-- Opening Marker --

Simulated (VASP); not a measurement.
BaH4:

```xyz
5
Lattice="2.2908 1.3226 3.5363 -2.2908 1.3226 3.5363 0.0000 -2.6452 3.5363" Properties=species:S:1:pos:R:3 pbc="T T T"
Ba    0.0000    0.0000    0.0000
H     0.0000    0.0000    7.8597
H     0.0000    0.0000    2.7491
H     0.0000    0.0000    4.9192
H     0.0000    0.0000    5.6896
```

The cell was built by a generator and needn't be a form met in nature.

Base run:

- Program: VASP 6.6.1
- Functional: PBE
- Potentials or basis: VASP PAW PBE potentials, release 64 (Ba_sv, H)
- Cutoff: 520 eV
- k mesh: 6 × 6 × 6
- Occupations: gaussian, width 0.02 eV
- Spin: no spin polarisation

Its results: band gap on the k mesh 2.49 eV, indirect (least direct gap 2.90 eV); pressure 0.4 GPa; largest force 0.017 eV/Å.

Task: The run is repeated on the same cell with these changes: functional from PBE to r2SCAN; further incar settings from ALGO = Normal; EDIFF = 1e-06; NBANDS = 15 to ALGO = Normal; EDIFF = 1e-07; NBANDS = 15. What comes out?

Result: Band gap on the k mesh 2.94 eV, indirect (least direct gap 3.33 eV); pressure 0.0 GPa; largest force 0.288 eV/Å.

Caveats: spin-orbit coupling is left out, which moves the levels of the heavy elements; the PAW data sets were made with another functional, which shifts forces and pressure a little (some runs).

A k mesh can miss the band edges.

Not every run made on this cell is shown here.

-- Closing Marker --

**TASK ITEM**
What the task asks for is a word-for-word repeat of the lines above, from the first through the one containing "Its results: band".

**EXERCISE SOLUTION**
Simulated (VASP); not a measurement.
BaH4:

```xyz
5
Lattice="2.2908 1.3226 3.5363 -2.2908 1.3226 3.5363 0.0000 -2.6452 3.5363" Properties=species:S:1:pos:R:3 pbc="T T T"
Ba    0.0000    0.0000    0.0000
H     0.0000    0.0000    7.8597
H     0.0000    0.0000    2.7491
H     0.0000    0.0000    4.9192
H     0.0000    0.0000    5.6896
```

The cell was built by a generator and needn't be a form met in nature.

Base run:

- Program: VASP 6.6.1
- Functional: PBE
- Potentials or basis: VASP PAW PBE potentials, release 64 (Ba_sv, H)
- Cutoff: 520 eV
- k mesh: 6 × 6 × 6
- Occupations: gaussian, width 0.02 eV
- Spin: no spin polarisation

Its results: band gap on the k mesh 2.49 eV, indirect (least direct gap 2.90 eV); pressure 0.4 GPa; largest force 0.017 eV/Å.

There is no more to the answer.